-- SUPPLIED ENTRIES follows --

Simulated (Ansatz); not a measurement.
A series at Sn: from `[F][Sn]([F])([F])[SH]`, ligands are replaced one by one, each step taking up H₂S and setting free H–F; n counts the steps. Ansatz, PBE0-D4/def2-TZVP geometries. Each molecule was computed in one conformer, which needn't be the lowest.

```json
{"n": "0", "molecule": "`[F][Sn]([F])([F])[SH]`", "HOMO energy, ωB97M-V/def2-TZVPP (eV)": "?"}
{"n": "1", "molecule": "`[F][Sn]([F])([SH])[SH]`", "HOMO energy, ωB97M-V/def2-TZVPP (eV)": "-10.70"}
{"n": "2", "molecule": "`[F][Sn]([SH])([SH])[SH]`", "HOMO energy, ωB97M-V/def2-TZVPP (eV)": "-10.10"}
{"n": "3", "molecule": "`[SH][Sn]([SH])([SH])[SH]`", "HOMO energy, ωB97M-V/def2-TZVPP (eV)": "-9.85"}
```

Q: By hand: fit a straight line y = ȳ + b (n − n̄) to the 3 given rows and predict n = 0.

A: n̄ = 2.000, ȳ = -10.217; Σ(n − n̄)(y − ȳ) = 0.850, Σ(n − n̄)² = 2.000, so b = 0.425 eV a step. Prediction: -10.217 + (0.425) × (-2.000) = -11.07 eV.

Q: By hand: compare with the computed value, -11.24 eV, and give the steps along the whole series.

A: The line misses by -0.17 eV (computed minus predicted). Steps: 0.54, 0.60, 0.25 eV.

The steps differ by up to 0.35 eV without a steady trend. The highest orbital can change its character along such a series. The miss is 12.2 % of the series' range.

-- SUPPLIED ENTRIES concluded --

**ACTIVITY**
Write out, from the lines above, only those from the line with "A series at" to the line with "A: The line", exactly as given, including the first and the last.

**WRITTEN ANSWER**
A series at Sn: from `[F][Sn]([F])([F])[SH]`, ligands are replaced one by one, each step taking up H₂S and setting free H–F; n counts the steps. Ansatz, PBE0-D4/def2-TZVP geometries. Each molecule was computed in one conformer, which needn't be the lowest.

```json
{"n": "0", "molecule": "`[F][Sn]([F])([F])[SH]`", "HOMO energy, ωB97M-V/def2-TZVPP (eV)": "?"}
{"n": "1", "molecule": "`[F][Sn]([F])([SH])[SH]`", "HOMO energy, ωB97M-V/def2-TZVPP (eV)": "-10.70"}
{"n": "2", "molecule": "`[F][Sn]([SH])([SH])[SH]`", "HOMO energy, ωB97M-V/def2-TZVPP (eV)": "-10.10"}
{"n": "3", "molecule": "`[SH][Sn]([SH])([SH])[SH]`", "HOMO energy, ωB97M-V/def2-TZVPP (eV)": "-9.85"}
```

Q: By hand: fit a straight line y = ȳ + b (n − n̄) to the 3 given rows and predict n = 0.

A: n̄ = 2.000, ȳ = -10.217; Σ(n − n̄)(y − ȳ) = 0.850, Σ(n − n̄)² = 2.000, so b = 0.425 eV a step. Prediction: -10.217 + (0.425) × (-2.000) = -11.07 eV.

Q: By hand: compare with the computed value, -11.24 eV, and give the steps along the whole series.

A: The line misses by -0.17 eV (computed minus predicted). Steps: 0.54, 0.60, 0.25 eV.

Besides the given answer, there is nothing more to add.